WORK ORDER — In this exercise, return each entry exactly as given.

PROVIDED RECORDS —
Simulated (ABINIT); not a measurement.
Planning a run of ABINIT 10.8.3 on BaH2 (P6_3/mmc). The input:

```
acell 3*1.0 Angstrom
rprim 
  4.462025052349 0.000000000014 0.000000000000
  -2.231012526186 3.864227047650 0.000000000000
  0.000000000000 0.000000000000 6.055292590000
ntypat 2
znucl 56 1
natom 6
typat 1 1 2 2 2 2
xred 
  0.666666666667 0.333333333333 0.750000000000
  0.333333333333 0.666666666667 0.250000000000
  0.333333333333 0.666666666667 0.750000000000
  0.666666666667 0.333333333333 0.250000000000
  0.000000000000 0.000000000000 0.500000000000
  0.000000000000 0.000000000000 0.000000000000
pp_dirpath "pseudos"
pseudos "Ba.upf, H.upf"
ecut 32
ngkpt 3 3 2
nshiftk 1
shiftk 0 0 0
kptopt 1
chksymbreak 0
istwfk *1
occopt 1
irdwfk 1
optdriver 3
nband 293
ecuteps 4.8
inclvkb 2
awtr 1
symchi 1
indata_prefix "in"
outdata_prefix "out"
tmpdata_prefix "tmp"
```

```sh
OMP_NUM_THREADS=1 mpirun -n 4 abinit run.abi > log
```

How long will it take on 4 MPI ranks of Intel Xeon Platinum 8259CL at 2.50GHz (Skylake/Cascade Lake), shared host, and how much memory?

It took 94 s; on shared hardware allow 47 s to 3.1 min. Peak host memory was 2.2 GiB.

ANSWER AREA —
Simulated (ABINIT); not a measurement.
Planning a run of ABINIT 10.8.3 on BaH2 (P6_3/mmc). The input:

```
acell 3*1.0 Angstrom
rprim 
  4.462025052349 0.000000000014 0.000000000000
  -2.231012526186 3.864227047650 0.000000000000
  0.000000000000 0.000000000000 6.055292590000
ntypat 2
znucl 56 1
natom 6
typat 1 1 2 2 2 2
xred 
  0.666666666667 0.333333333333 0.750000000000
  0.333333333333 0.666666666667 0.250000000000
  0.333333333333 0.666666666667 0.750000000000
  0.666666666667 0.333333333333 0.250000000000
  0.000000000000 0.000000000000 0.500000000000
  0.000000000000 0.000000000000 0.000000000000
pp_dirpath "pseudos"
pseudos "Ba.upf, H.upf"
ecut 32
ngkpt 3 3 2
nshiftk 1
shiftk 0 0 0
kptopt 1
chksymbreak 0
istwfk *1
occopt 1
irdwfk 1
optdriver 3
nband 293
ecuteps 4.8
inclvkb 2
awtr 1
symchi 1
indata_prefix "in"
outdata_prefix "out"
tmpdata_prefix "tmp"
```

```sh
OMP_NUM_THREADS=1 mpirun -n 4 abinit run.abi > log
```

How long will it take on 4 MPI ranks of Intel Xeon Platinum 8259CL at 2.50GHz (Skylake/Cascade Lake), shared host, and how much memory?

It took 94 s; on shared hardware allow 47 s to 3.1 min. Peak host memory was 2.2 GiB.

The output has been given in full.